◆ Information provided
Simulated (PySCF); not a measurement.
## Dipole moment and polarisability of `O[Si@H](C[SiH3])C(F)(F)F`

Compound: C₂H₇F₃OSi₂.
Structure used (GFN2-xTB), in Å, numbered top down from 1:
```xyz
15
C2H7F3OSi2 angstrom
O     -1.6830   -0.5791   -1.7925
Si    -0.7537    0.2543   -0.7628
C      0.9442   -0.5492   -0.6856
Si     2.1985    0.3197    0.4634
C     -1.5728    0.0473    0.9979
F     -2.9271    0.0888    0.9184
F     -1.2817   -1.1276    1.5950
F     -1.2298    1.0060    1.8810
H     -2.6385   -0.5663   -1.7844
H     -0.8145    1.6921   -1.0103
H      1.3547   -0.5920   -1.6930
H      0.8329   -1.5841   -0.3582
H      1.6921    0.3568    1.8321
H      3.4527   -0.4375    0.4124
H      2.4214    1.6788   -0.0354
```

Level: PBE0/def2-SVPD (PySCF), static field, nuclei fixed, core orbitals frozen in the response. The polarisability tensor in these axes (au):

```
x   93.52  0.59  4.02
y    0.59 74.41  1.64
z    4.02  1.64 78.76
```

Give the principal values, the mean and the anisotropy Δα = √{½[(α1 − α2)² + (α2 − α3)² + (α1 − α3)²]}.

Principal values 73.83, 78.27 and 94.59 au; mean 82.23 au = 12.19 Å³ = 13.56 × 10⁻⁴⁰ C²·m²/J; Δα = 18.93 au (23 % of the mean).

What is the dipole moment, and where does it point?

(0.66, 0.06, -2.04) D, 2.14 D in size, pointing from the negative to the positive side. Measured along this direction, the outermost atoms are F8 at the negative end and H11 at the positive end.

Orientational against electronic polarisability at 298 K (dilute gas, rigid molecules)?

◆ Assignment
Start at the first line of the data above. Stop after the line containing "(0.66, 0.06, -2.04)", reproducing each line exactly and adding nothing.

◆ Your solution
Simulated (PySCF); not a measurement.
## Dipole moment and polarisability of `O[Si@H](C[SiH3])C(F)(F)F`

Compound: C₂H₇F₃OSi₂.
Structure used (GFN2-xTB), in Å, numbered top down from 1:
```xyz
15
C2H7F3OSi2 angstrom
O     -1.6830   -0.5791   -1.7925
Si    -0.7537    0.2543   -0.7628
C      0.9442   -0.5492   -0.6856
Si     2.1985    0.3197    0.4634
C     -1.5728    0.0473    0.9979
F     -2.9271    0.0888    0.9184
F     -1.2817   -1.1276    1.5950
F     -1.2298    1.0060    1.8810
H     -2.6385   -0.5663   -1.7844
H     -0.8145    1.6921   -1.0103
H      1.3547   -0.5920   -1.6930
H      0.8329   -1.5841   -0.3582
H      1.6921    0.3568    1.8321
H      3.4527   -0.4375    0.4124
H      2.4214    1.6788   -0.0354
```

Level: PBE0/def2-SVPD (PySCF), static field, nuclei fixed, core orbitals frozen in the response. The polarisability tensor in these axes (au):

```
x   93.52  0.59  4.02
y    0.59 74.41  1.64
z    4.02  1.64 78.76
```

Give the principal values, the mean and the anisotropy Δα = √{½[(α1 − α2)² + (α2 − α3)² + (α1 − α3)²]}.

Principal values 73.83, 78.27 and 94.59 au; mean 82.23 au = 12.19 Å³ = 13.56 × 10⁻⁴⁰ C²·m²/J; Δα = 18.93 au (23 % of the mean).

What is the dipole moment, and where does it point?

(0.66, 0.06, -2.04) D, 2.14 D in size, pointing from the negative to the positive side. Measured along this direction, the outermost atoms are F8 at the negative end and H11 at the positive end.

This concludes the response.